Action item = Exactly as they stand, set down all of the records again.

Excerpted data =
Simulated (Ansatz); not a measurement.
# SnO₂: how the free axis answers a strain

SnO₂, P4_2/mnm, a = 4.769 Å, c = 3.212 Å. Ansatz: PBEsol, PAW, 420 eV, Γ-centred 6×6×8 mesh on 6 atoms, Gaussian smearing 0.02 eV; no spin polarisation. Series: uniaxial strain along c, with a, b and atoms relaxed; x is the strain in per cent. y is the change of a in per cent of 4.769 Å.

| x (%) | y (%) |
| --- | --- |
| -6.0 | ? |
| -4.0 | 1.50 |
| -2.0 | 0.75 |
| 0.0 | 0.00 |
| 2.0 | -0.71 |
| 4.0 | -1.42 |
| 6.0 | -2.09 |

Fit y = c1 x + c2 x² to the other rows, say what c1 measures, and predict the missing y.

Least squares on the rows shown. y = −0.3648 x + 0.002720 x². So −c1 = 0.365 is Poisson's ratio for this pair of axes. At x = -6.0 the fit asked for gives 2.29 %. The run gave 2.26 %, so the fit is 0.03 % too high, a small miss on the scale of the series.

Exercise result =
Simulated (Ansatz); not a measurement.
# SnO₂: how the free axis answers a strain

SnO₂, P4_2/mnm, a = 4.769 Å, c = 3.212 Å. Ansatz: PBEsol, PAW, 420 eV, Γ-centred 6×6×8 mesh on 6 atoms, Gaussian smearing 0.02 eV; no spin polarisation. Series: uniaxial strain along c, with a, b and atoms relaxed; x is the strain in per cent. y is the change of a in per cent of 4.769 Å.

| x (%) | y (%) |
| --- | --- |
| -6.0 | ? |
| -4.0 | 1.50 |
| -2.0 | 0.75 |
| 0.0 | 0.00 |
| 2.0 | -0.71 |
| 4.0 | -1.42 |
| 6.0 | -2.09 |

Fit y = c1 x + c2 x² to the other rows, say what c1 measures, and predict the missing y.

Least squares on the rows shown. y = −0.3648 x + 0.002720 x². So −c1 = 0.365 is Poisson's ratio for this pair of axes. At x = -6.0 the fit asked for gives 2.29 %. The run gave 2.26 %, so the fit is 0.03 % too high, a small miss on the scale of the series.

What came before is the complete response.